Action item ▸ Write out every entry below word for word, leaving nothing out.

Data extracts ▸
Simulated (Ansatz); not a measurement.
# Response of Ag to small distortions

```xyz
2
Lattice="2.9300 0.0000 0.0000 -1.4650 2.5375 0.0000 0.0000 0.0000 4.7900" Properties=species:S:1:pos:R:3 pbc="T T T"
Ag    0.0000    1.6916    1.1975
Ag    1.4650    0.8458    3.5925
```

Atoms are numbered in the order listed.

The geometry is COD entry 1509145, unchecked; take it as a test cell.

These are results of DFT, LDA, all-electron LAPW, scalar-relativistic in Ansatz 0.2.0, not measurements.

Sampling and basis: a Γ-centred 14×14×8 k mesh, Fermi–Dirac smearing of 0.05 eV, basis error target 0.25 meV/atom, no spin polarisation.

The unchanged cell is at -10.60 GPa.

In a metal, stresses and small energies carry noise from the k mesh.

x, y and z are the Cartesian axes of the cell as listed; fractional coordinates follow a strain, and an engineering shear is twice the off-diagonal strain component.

Task response ▸
Simulated (Ansatz); not a measurement.
# Response of Ag to small distortions

```xyz
2
Lattice="2.9300 0.0000 0.0000 -1.4650 2.5375 0.0000 0.0000 0.0000 4.7900" Properties=species:S:1:pos:R:3 pbc="T T T"
Ag    0.0000    1.6916    1.1975
Ag    1.4650    0.8458    3.5925
```

Atoms are numbered in the order listed.

The geometry is COD entry 1509145, unchecked; take it as a test cell.

These are results of DFT, LDA, all-electron LAPW, scalar-relativistic in Ansatz 0.2.0, not measurements.

Sampling and basis: a Γ-centred 14×14×8 k mesh, Fermi–Dirac smearing of 0.05 eV, basis error target 0.25 meV/atom, no spin polarisation.

The unchanged cell is at -10.60 GPa.

In a metal, stresses and small energies carry noise from the k mesh.

x, y and z are the Cartesian axes of the cell as listed; fractional coordinates follow a strain, and an engineering shear is twice the off-diagonal strain component.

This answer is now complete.